Required action – Output the listing exactly, leaving out no line.

═════ Record extracts ═════

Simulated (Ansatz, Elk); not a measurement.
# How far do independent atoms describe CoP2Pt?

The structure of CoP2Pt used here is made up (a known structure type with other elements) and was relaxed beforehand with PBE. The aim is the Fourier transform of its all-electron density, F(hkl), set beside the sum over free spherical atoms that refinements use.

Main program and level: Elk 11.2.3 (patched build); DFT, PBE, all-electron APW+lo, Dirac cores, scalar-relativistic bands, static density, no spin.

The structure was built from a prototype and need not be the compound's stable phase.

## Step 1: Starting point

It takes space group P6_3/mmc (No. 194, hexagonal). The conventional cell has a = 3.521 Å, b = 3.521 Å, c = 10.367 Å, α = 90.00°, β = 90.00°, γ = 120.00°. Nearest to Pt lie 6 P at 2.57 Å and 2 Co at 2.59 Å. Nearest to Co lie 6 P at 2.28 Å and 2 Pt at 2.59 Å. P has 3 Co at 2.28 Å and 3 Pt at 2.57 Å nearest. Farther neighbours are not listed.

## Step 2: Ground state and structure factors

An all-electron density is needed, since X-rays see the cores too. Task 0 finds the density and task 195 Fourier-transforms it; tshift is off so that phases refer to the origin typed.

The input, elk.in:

═════

Written solution –
Simulated (Ansatz, Elk); not a measurement.
# How far do independent atoms describe CoP2Pt?

The structure of CoP2Pt used here is made up (a known structure type with other elements) and was relaxed beforehand with PBE. The aim is the Fourier transform of its all-electron density, F(hkl), set beside the sum over free spherical atoms that refinements use.

Main program and level: Elk 11.2.3 (patched build); DFT, PBE, all-electron APW+lo, Dirac cores, scalar-relativistic bands, static density, no spin.

The structure was built from a prototype and need not be the compound's stable phase.

## Step 1: Starting point

It takes space group P6_3/mmc (No. 194, hexagonal). The conventional cell has a = 3.521 Å, b = 3.521 Å, c = 10.367 Å, α = 90.00°, β = 90.00°, γ = 120.00°. Nearest to Pt lie 6 P at 2.57 Å and 2 Co at 2.59 Å. Nearest to Co lie 6 P at 2.28 Å and 2 Pt at 2.59 Å. P has 3 Co at 2.28 Å and 3 Pt at 2.57 Å nearest. Farther neighbours are not listed.

## Step 2: Ground state and structure factors

An all-electron density is needed, since X-rays see the cores too. Task 0 finds the density and task 195 Fourier-transforms it; tshift is off so that phases refer to the origin typed.

The input, elk.in:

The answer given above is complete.